▶ [Activity] What is needed here is an exact copy of all the records below.

▶ [Listed entries]
+===+
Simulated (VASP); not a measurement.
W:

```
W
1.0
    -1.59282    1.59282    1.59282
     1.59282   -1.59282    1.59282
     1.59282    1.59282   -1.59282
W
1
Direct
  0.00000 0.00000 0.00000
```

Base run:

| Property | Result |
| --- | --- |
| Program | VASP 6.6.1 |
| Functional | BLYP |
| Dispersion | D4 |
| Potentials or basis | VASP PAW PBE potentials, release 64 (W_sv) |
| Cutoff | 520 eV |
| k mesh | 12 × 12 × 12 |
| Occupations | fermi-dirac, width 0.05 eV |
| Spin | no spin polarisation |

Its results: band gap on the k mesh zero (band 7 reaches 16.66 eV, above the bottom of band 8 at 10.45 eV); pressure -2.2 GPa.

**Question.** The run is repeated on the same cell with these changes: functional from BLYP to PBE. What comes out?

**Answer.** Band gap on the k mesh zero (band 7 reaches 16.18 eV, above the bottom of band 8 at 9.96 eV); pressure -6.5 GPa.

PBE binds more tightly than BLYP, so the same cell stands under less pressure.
+===+

▶ [Task response]
Simulated (VASP); not a measurement.
W:

```
W
1.0
    -1.59282    1.59282    1.59282
     1.59282   -1.59282    1.59282
     1.59282    1.59282   -1.59282
W
1
Direct
  0.00000 0.00000 0.00000
```

Base run:

| Property | Result |
| --- | --- |
| Program | VASP 6.6.1 |
| Functional | BLYP |
| Dispersion | D4 |
| Potentials or basis | VASP PAW PBE potentials, release 64 (W_sv) |
| Cutoff | 520 eV |
| k mesh | 12 × 12 × 12 |
| Occupations | fermi-dirac, width 0.05 eV |
| Spin | no spin polarisation |

Its results: band gap on the k mesh zero (band 7 reaches 16.66 eV, above the bottom of band 8 at 10.45 eV); pressure -2.2 GPa.

**Question.** The run is repeated on the same cell with these changes: functional from BLYP to PBE. What comes out?

**Answer.** Band gap on the k mesh zero (band 7 reaches 16.18 eV, above the bottom of band 8 at 9.96 eV); pressure -6.5 GPa.

PBE binds more tightly than BLYP, so the same cell stands under less pressure.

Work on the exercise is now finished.